ASSIGNED TASK:
The data is to be transcribed in full, with nothing missed.

SOURCE INFORMATION:
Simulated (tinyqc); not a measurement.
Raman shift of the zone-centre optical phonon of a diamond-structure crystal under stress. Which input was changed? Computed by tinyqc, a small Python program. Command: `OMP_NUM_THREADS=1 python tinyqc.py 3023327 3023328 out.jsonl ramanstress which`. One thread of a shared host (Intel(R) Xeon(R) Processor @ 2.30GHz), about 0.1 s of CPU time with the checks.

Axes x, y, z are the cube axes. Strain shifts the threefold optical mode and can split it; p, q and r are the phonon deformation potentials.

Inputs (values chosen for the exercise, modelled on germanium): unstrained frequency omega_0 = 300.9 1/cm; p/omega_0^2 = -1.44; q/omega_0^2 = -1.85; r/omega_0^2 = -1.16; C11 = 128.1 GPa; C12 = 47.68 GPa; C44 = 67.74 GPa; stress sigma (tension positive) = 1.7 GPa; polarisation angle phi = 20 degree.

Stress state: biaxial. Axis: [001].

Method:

SOLUTION:
Simulated (tinyqc); not a measurement.
Raman shift of the zone-centre optical phonon of a diamond-structure crystal under stress. Which input was changed? Computed by tinyqc, a small Python program. Command: `OMP_NUM_THREADS=1 python tinyqc.py 3023327 3023328 out.jsonl ramanstress which`. One thread of a shared host (Intel(R) Xeon(R) Processor @ 2.30GHz), about 0.1 s of CPU time with the checks.

Axes x, y, z are the cube axes. Strain shifts the threefold optical mode and can split it; p, q and r are the phonon deformation potentials.

Inputs (values chosen for the exercise, modelled on germanium): unstrained frequency omega_0 = 300.9 1/cm; p/omega_0^2 = -1.44; q/omega_0^2 = -1.85; r/omega_0^2 = -1.16; C11 = 128.1 GPa; C12 = 47.68 GPa; C44 = 67.74 GPa; stress sigma (tension positive) = 1.7 GPa; polarisation angle phi = 20 degree.

Stress state: biaxial. Axis: [001].

Method:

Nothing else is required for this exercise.